WORK INSTRUCTION:
Produce the full set of records below once more, exactly as they stand.

STUDY MATERIAL:
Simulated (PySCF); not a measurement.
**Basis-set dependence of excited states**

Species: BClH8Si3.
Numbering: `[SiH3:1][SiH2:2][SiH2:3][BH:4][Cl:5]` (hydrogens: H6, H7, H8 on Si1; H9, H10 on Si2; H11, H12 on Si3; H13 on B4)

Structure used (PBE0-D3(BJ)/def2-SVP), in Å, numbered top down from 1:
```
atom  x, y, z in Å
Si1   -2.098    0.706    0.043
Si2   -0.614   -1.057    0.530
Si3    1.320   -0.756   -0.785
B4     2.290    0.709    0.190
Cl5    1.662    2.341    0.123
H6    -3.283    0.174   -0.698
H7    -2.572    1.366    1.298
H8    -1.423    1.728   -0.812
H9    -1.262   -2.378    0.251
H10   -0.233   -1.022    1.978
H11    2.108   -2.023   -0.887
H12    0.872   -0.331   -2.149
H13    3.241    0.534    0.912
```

TASK RESULT:
Simulated (PySCF); not a measurement.
**Basis-set dependence of excited states**

Species: BClH8Si3.
Numbering: `[SiH3:1][SiH2:2][SiH2:3][BH:4][Cl:5]` (hydrogens: H6, H7, H8 on Si1; H9, H10 on Si2; H11, H12 on Si3; H13 on B4)

Structure used (PBE0-D3(BJ)/def2-SVP), in Å, numbered top down from 1:
```
atom  x, y, z in Å
Si1   -2.098    0.706    0.043
Si2   -0.614   -1.057    0.530
Si3    1.320   -0.756   -0.785
B4     2.290    0.709    0.190
Cl5    1.662    2.341    0.123
H6    -3.283    0.174   -0.698
H7    -2.572    1.366    1.298
H8    -1.423    1.728   -0.812
H9    -1.262   -2.378    0.251
H10   -0.233   -1.022    1.978
H11    2.108   -2.023   -0.887
H12    0.872   -0.331   -2.149
H13    3.241    0.534    0.912
```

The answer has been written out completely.